- SOURCE DATA -
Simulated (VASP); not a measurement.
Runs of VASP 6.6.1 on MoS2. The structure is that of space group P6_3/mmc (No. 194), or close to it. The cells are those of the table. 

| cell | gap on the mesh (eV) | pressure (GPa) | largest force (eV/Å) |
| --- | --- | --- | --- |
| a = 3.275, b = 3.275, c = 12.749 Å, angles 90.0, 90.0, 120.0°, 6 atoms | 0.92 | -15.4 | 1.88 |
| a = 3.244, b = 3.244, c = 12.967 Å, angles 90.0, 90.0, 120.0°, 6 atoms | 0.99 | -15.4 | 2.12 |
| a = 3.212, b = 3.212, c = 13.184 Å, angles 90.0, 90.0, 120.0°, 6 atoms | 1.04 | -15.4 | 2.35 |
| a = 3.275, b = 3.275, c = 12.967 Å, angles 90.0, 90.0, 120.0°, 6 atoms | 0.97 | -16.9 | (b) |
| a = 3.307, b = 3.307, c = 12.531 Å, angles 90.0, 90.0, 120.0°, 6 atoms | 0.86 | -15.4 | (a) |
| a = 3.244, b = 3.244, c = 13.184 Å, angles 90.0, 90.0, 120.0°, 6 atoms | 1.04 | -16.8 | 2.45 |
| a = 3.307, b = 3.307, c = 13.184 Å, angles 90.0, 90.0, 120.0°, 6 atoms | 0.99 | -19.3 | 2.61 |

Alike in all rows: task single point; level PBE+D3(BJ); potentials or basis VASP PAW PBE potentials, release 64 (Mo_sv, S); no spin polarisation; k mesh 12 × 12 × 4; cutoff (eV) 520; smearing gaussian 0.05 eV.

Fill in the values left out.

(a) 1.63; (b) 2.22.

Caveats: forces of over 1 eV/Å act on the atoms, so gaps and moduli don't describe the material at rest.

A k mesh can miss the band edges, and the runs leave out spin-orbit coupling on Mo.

- WORK ITEM -
Using the records above, restate word for word the lines from the one with "0.97 | -16.9 | (b) |" through the one with "-16.8 | 2.45 |", both included.

- TASK SOLUTION -
| a = 3.275, b = 3.275, c = 12.967 Å, angles 90.0, 90.0, 120.0°, 6 atoms | 0.97 | -16.9 | (b) |
| a = 3.307, b = 3.307, c = 12.531 Å, angles 90.0, 90.0, 120.0°, 6 atoms | 0.86 | -15.4 | (a) |
| a = 3.244, b = 3.244, c = 13.184 Å, angles 90.0, 90.0, 120.0°, 6 atoms | 1.04 | -16.8 | 2.45 |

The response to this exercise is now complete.